• _Given information_:
*** Begin section ***
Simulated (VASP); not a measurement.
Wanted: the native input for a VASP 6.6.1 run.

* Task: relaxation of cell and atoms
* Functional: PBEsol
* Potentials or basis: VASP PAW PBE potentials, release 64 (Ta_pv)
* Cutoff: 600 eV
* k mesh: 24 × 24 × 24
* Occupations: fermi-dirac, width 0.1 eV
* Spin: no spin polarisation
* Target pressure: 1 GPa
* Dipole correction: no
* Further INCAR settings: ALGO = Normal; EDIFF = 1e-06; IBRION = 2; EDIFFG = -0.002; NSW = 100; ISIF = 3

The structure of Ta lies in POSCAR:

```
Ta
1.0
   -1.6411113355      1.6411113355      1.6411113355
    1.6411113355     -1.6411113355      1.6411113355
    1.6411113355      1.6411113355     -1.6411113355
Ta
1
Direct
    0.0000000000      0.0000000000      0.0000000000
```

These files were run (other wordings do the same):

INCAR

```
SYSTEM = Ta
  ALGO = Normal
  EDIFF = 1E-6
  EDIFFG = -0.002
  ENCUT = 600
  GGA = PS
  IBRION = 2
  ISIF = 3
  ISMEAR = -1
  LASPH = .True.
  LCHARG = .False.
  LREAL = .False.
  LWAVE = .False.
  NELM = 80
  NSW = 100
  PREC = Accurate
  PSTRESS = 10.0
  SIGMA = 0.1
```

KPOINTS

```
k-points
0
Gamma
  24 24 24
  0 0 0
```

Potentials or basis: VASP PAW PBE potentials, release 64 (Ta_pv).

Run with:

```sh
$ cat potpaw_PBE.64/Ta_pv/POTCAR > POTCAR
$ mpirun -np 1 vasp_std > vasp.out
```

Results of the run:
*** End section ***

• _Activity_: Repeat each entry exactly, so that nothing in the listing is lost.

• _Written response_:
Simulated (VASP); not a measurement.
Wanted: the native input for a VASP 6.6.1 run.

* Task: relaxation of cell and atoms
* Functional: PBEsol
* Potentials or basis: VASP PAW PBE potentials, release 64 (Ta_pv)
* Cutoff: 600 eV
* k mesh: 24 × 24 × 24
* Occupations: fermi-dirac, width 0.1 eV
* Spin: no spin polarisation
* Target pressure: 1 GPa
* Dipole correction: no
* Further INCAR settings: ALGO = Normal; EDIFF = 1e-06; IBRION = 2; EDIFFG = -0.002; NSW = 100; ISIF = 3

The structure of Ta lies in POSCAR:

```
Ta
1.0
   -1.6411113355      1.6411113355      1.6411113355
    1.6411113355     -1.6411113355      1.6411113355
    1.6411113355      1.6411113355     -1.6411113355
Ta
1
Direct
    0.0000000000      0.0000000000      0.0000000000
```

These files were run (other wordings do the same):

INCAR

```
SYSTEM = Ta
  ALGO = Normal
  EDIFF = 1E-6
  EDIFFG = -0.002
  ENCUT = 600
  GGA = PS
  IBRION = 2
  ISIF = 3
  ISMEAR = -1
  LASPH = .True.
  LCHARG = .False.
  LREAL = .False.
  LWAVE = .False.
  NELM = 80
  NSW = 100
  PREC = Accurate
  PSTRESS = 10.0
  SIGMA = 0.1
```

KPOINTS

```
k-points
0
Gamma
  24 24 24
  0 0 0
```

Potentials or basis: VASP PAW PBE potentials, release 64 (Ta_pv).

Run with:

```sh
$ cat potpaw_PBE.64/Ta_pv/POTCAR > POTCAR
$ mpirun -np 1 vasp_std > vasp.out
```

Results of the run:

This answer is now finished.